───── Provided data ─────
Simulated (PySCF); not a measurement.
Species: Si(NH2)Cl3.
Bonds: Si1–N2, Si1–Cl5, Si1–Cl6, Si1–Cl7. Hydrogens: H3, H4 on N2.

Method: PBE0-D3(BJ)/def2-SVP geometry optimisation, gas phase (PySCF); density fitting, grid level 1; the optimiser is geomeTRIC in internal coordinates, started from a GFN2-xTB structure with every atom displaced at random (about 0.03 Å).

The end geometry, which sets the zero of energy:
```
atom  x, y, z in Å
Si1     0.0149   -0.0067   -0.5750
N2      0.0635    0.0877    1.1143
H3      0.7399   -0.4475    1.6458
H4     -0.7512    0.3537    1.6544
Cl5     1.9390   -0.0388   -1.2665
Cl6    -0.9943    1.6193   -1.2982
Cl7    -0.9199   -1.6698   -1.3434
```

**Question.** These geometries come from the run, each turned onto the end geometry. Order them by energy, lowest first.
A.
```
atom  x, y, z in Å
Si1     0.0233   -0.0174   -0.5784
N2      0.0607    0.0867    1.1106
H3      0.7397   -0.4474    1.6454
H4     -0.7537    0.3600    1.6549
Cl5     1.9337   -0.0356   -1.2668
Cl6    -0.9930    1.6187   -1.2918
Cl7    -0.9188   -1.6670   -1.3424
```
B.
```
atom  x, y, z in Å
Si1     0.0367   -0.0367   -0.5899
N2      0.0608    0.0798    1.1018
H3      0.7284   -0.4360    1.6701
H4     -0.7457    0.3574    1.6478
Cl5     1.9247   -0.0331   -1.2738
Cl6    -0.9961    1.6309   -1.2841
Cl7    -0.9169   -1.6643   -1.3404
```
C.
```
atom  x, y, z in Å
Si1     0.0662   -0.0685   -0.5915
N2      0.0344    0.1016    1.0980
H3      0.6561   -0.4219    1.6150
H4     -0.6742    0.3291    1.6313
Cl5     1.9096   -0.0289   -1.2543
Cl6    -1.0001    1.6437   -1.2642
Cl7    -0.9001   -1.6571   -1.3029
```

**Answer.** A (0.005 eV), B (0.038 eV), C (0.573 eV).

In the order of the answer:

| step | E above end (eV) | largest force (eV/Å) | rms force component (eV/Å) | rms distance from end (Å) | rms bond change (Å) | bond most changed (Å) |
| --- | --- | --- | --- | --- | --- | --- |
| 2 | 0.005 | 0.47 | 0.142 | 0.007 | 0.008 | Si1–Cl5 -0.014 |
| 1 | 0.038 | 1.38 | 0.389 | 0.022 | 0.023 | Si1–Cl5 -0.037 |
─────

**Task item**
Repeat every line exactly, starting with the first line of the entries, and stop once the line containing "changed (Å) |" has been given.

**Written solution**
Simulated (PySCF); not a measurement.
Species: Si(NH2)Cl3.
Bonds: Si1–N2, Si1–Cl5, Si1–Cl6, Si1–Cl7. Hydrogens: H3, H4 on N2.

Method: PBE0-D3(BJ)/def2-SVP geometry optimisation, gas phase (PySCF); density fitting, grid level 1; the optimiser is geomeTRIC in internal coordinates, started from a GFN2-xTB structure with every atom displaced at random (about 0.03 Å).

The end geometry, which sets the zero of energy:
```
atom  x, y, z in Å
Si1     0.0149   -0.0067   -0.5750
N2      0.0635    0.0877    1.1143
H3      0.7399   -0.4475    1.6458
H4     -0.7512    0.3537    1.6544
Cl5     1.9390   -0.0388   -1.2665
Cl6    -0.9943    1.6193   -1.2982
Cl7    -0.9199   -1.6698   -1.3434
```

**Question.** These geometries come from the run, each turned onto the end geometry. Order them by energy, lowest first.
A.
```
atom  x, y, z in Å
Si1     0.0233   -0.0174   -0.5784
N2      0.0607    0.0867    1.1106
H3      0.7397   -0.4474    1.6454
H4     -0.7537    0.3600    1.6549
Cl5     1.9337   -0.0356   -1.2668
Cl6    -0.9930    1.6187   -1.2918
Cl7    -0.9188   -1.6670   -1.3424
```
B.
```
atom  x, y, z in Å
Si1     0.0367   -0.0367   -0.5899
N2      0.0608    0.0798    1.1018
H3      0.7284   -0.4360    1.6701
H4     -0.7457    0.3574    1.6478
Cl5     1.9247   -0.0331   -1.2738
Cl6    -0.9961    1.6309   -1.2841
Cl7    -0.9169   -1.6643   -1.3404
```
C.
```
atom  x, y, z in Å
Si1     0.0662   -0.0685   -0.5915
N2      0.0344    0.1016    1.0980
H3      0.6561   -0.4219    1.6150
H4     -0.6742    0.3291    1.6313
Cl5     1.9096   -0.0289   -1.2543
Cl6    -1.0001    1.6437   -1.2642
Cl7    -0.9001   -1.6571   -1.3029
```

**Answer.** A (0.005 eV), B (0.038 eV), C (0.573 eV).

In the order of the answer:

| step | E above end (eV) | largest force (eV/Å) | rms force component (eV/Å) | rms distance from end (Å) | rms bond change (Å) | bond most changed (Å) |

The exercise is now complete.